### Activity
Copy each of the following entries back without change.

### Source data
┌──
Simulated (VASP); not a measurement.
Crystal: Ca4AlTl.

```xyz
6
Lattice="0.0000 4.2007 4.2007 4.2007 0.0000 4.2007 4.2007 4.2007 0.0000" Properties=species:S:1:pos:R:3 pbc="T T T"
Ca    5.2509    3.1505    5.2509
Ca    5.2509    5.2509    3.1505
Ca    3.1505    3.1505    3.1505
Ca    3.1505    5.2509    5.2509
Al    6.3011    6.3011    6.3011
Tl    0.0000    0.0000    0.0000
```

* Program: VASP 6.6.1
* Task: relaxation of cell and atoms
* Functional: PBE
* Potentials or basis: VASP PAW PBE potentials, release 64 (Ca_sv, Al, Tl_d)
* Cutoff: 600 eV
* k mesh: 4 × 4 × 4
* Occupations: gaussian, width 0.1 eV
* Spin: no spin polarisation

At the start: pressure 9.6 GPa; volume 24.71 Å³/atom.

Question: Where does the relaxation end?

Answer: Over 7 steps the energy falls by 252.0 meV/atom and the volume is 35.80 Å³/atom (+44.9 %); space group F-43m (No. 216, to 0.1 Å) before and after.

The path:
└──

### Answer box
Simulated (VASP); not a measurement.
Crystal: Ca4AlTl.

```xyz
6
Lattice="0.0000 4.2007 4.2007 4.2007 0.0000 4.2007 4.2007 4.2007 0.0000" Properties=species:S:1:pos:R:3 pbc="T T T"
Ca    5.2509    3.1505    5.2509
Ca    5.2509    5.2509    3.1505
Ca    3.1505    3.1505    3.1505
Ca    3.1505    5.2509    5.2509
Al    6.3011    6.3011    6.3011
Tl    0.0000    0.0000    0.0000
```

* Program: VASP 6.6.1
* Task: relaxation of cell and atoms
* Functional: PBE
* Potentials or basis: VASP PAW PBE potentials, release 64 (Ca_sv, Al, Tl_d)
* Cutoff: 600 eV
* k mesh: 4 × 4 × 4
* Occupations: gaussian, width 0.1 eV
* Spin: no spin polarisation

At the start: pressure 9.6 GPa; volume 24.71 Å³/atom.

Question: Where does the relaxation end?

Answer: Over 7 steps the energy falls by 252.0 meV/atom and the volume is 35.80 Å³/atom (+44.9 %); space group F-43m (No. 216, to 0.1 Å) before and after.

The path:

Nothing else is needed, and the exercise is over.